▶ [Brief]
Output, without alteration, the first line of the entries and each line after it, stopping with the line that contains "Frequencies (cm⁻¹): 930, 966, 1375, 1682, 3011, 3084.".

───── Input data

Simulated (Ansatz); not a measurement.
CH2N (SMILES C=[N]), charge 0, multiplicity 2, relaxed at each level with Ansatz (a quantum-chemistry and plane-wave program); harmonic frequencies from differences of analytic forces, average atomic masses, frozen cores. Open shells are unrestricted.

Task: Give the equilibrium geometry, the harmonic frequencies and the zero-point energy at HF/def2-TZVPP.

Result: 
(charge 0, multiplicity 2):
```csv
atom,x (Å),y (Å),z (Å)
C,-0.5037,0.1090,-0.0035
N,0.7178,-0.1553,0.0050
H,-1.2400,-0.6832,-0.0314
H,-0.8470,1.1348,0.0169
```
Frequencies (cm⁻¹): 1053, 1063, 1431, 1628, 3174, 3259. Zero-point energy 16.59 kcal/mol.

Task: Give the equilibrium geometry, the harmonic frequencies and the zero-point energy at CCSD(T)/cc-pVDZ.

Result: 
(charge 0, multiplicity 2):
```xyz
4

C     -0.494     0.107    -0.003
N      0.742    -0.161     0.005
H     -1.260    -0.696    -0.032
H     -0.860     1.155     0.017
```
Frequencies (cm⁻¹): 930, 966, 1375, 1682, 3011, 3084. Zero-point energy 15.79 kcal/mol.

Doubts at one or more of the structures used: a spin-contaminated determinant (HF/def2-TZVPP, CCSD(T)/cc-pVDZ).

──────────

▶ [Written answer]
Simulated (Ansatz); not a measurement.
CH2N (SMILES C=[N]), charge 0, multiplicity 2, relaxed at each level with Ansatz (a quantum-chemistry and plane-wave program); harmonic frequencies from differences of analytic forces, average atomic masses, frozen cores. Open shells are unrestricted.

Task: Give the equilibrium geometry, the harmonic frequencies and the zero-point energy at HF/def2-TZVPP.

Result: 
(charge 0, multiplicity 2):
```csv
atom,x (Å),y (Å),z (Å)
C,-0.5037,0.1090,-0.0035
N,0.7178,-0.1553,0.0050
H,-1.2400,-0.6832,-0.0314
H,-0.8470,1.1348,0.0169
```
Frequencies (cm⁻¹): 1053, 1063, 1431, 1628, 3174, 3259. Zero-point energy 16.59 kcal/mol.

Task: Give the equilibrium geometry, the harmonic frequencies and the zero-point energy at CCSD(T)/cc-pVDZ.

Result: 
(charge 0, multiplicity 2):
```xyz
4

C     -0.494     0.107    -0.003
N      0.742    -0.161     0.005
H     -1.260    -0.696    -0.032
H     -0.860     1.155     0.017
```
Frequencies (cm⁻¹): 930, 966, 1375, 1682, 3011, 3084. Zero-point energy 15.79 kcal/mol.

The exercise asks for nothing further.